━━━━━━

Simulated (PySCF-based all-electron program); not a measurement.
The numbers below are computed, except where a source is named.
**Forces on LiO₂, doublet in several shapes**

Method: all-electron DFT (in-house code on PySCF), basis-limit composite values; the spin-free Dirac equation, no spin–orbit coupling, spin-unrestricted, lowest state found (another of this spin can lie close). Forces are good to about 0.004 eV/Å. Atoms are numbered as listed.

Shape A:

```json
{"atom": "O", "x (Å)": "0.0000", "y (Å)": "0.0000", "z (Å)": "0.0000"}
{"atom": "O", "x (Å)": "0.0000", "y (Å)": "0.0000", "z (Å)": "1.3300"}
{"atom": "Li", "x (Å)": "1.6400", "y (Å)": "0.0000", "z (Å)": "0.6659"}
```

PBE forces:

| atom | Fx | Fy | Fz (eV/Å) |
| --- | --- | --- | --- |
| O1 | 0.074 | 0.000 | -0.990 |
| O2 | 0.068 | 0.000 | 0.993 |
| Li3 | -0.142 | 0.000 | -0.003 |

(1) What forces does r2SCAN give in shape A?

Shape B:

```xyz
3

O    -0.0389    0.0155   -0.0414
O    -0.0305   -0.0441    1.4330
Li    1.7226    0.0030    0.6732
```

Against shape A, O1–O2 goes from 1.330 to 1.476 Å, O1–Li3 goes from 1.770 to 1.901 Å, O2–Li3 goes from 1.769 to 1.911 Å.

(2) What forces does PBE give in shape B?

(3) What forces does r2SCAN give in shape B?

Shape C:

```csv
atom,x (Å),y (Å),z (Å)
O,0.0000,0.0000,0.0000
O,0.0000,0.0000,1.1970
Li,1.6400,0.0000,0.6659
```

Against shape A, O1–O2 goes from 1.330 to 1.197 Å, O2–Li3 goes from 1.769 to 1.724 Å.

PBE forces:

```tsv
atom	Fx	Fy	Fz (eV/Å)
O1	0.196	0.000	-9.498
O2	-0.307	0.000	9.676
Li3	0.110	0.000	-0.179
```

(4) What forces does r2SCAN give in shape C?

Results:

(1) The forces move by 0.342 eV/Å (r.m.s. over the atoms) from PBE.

━━━━━━

REQUIREMENT >>
Repeat the material word for word from its opening line up to and including the line containing "0.000 | -0.003 |".

RESULT >>
Simulated (PySCF-based all-electron program); not a measurement.
The numbers below are computed, except where a source is named.
**Forces on LiO₂, doublet in several shapes**

Method: all-electron DFT (in-house code on PySCF), basis-limit composite values; the spin-free Dirac equation, no spin–orbit coupling, spin-unrestricted, lowest state found (another of this spin can lie close). Forces are good to about 0.004 eV/Å. Atoms are numbered as listed.

Shape A:

```json
{"atom": "O", "x (Å)": "0.0000", "y (Å)": "0.0000", "z (Å)": "0.0000"}
{"atom": "O", "x (Å)": "0.0000", "y (Å)": "0.0000", "z (Å)": "1.3300"}
{"atom": "Li", "x (Å)": "1.6400", "y (Å)": "0.0000", "z (Å)": "0.6659"}
```

PBE forces:

| atom | Fx | Fy | Fz (eV/Å) |
| --- | --- | --- | --- |
| O1 | 0.074 | 0.000 | -0.990 |
| O2 | 0.068 | 0.000 | 0.993 |
| Li3 | -0.142 | 0.000 | -0.003 |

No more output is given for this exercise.